• _Source data_
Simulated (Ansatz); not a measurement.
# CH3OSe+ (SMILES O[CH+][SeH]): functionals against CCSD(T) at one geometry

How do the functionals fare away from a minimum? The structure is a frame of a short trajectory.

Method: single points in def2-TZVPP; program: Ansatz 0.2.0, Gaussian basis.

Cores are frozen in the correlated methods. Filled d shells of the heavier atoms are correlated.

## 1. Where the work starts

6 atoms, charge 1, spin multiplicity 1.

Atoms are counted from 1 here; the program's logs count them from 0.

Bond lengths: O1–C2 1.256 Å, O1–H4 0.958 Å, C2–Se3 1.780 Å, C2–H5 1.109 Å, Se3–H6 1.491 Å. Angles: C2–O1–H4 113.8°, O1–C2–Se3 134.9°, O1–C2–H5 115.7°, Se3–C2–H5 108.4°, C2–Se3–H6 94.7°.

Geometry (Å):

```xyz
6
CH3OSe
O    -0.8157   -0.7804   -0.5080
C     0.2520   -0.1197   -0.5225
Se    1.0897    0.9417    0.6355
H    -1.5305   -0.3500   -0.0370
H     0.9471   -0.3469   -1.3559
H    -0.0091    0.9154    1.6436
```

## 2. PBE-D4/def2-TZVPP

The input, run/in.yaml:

• _Brief_
Word for word, repeat the data from its first line through the line with "## 2. PBE-D4/def2-TZVPP", including both of those lines and no others.

• _Task solution_
Simulated (Ansatz); not a measurement.
# CH3OSe+ (SMILES O[CH+][SeH]): functionals against CCSD(T) at one geometry

How do the functionals fare away from a minimum? The structure is a frame of a short trajectory.

Method: single points in def2-TZVPP; program: Ansatz 0.2.0, Gaussian basis.

Cores are frozen in the correlated methods. Filled d shells of the heavier atoms are correlated.

## 1. Where the work starts

6 atoms, charge 1, spin multiplicity 1.

Atoms are counted from 1 here; the program's logs count them from 0.

Bond lengths: O1–C2 1.256 Å, O1–H4 0.958 Å, C2–Se3 1.780 Å, C2–H5 1.109 Å, Se3–H6 1.491 Å. Angles: C2–O1–H4 113.8°, O1–C2–Se3 134.9°, O1–C2–H5 115.7°, Se3–C2–H5 108.4°, C2–Se3–H6 94.7°.

Geometry (Å):

```xyz
6
CH3OSe
O    -0.8157   -0.7804   -0.5080
C     0.2520   -0.1197   -0.5225
Se    1.0897    0.9417    0.6355
H    -1.5305   -0.3500   -0.0370
H     0.9471   -0.3469   -1.3559
H    -0.0091    0.9154    1.6436
```

## 2. PBE-D4/def2-TZVPP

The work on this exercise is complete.